REQUIREMENT >> After finding the line with "137.5 | 3.19 |" in the entries below, retype exactly each line from there through the line with "What is the shape at In2?", including that final line.

DATA EXTRACTS >>
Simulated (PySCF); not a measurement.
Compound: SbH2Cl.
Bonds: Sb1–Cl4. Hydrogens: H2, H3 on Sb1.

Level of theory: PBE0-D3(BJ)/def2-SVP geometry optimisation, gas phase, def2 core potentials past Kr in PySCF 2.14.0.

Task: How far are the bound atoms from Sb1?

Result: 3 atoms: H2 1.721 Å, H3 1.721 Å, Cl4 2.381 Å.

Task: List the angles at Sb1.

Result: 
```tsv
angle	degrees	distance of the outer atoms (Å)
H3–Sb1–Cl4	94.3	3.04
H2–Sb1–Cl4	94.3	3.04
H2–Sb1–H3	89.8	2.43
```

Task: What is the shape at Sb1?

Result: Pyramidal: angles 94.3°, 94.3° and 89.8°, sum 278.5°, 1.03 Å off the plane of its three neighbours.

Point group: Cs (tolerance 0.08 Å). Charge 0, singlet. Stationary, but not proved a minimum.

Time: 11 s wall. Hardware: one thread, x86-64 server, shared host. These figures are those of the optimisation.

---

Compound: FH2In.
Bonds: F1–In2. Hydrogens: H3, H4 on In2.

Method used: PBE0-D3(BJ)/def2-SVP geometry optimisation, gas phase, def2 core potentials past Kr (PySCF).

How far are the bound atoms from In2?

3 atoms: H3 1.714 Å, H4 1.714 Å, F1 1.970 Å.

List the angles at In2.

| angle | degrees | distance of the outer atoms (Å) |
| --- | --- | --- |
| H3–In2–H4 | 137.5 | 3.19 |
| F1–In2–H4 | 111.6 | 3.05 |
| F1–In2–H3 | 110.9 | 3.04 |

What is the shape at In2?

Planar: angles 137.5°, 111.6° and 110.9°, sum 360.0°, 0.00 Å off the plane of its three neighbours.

WRITTEN ANSWER >>
| H3–In2–H4 | 137.5 | 3.19 |
| F1–In2–H4 | 111.6 | 3.05 |
| F1–In2–H3 | 110.9 | 3.04 |

What is the shape at In2?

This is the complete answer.